• **Work instruction**
Please print the records below exactly as they are written.

• **Stored data**
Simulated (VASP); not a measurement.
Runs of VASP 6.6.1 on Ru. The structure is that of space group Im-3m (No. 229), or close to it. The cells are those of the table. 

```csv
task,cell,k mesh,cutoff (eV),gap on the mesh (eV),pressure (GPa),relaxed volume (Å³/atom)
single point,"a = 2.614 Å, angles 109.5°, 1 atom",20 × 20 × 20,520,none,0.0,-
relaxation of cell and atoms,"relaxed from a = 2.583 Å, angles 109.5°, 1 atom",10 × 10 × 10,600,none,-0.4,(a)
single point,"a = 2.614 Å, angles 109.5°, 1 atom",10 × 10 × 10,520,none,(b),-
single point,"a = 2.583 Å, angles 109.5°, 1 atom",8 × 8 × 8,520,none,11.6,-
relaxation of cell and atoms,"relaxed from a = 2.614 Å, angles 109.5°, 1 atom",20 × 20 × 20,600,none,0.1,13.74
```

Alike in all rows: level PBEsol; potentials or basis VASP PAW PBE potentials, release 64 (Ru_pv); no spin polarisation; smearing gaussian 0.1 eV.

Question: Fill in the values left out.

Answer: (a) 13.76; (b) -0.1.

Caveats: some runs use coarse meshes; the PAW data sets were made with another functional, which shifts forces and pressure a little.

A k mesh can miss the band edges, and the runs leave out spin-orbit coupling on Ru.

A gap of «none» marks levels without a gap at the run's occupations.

• **Response box**
Simulated (VASP); not a measurement.
Runs of VASP 6.6.1 on Ru. The structure is that of space group Im-3m (No. 229), or close to it. The cells are those of the table. 

```csv
task,cell,k mesh,cutoff (eV),gap on the mesh (eV),pressure (GPa),relaxed volume (Å³/atom)
single point,"a = 2.614 Å, angles 109.5°, 1 atom",20 × 20 × 20,520,none,0.0,-
relaxation of cell and atoms,"relaxed from a = 2.583 Å, angles 109.5°, 1 atom",10 × 10 × 10,600,none,-0.4,(a)
single point,"a = 2.614 Å, angles 109.5°, 1 atom",10 × 10 × 10,520,none,(b),-
single point,"a = 2.583 Å, angles 109.5°, 1 atom",8 × 8 × 8,520,none,11.6,-
relaxation of cell and atoms,"relaxed from a = 2.614 Å, angles 109.5°, 1 atom",20 × 20 × 20,600,none,0.1,13.74
```

Alike in all rows: level PBEsol; potentials or basis VASP PAW PBE potentials, release 64 (Ru_pv); no spin polarisation; smearing gaussian 0.1 eV.

Question: Fill in the values left out.

Answer: (a) 13.76; (b) -0.1.

Caveats: some runs use coarse meshes; the PAW data sets were made with another functional, which shifts forces and pressure a little.

A k mesh can miss the band edges, and the runs leave out spin-orbit coupling on Ru.

A gap of «none» marks levels without a gap at the run's occupations.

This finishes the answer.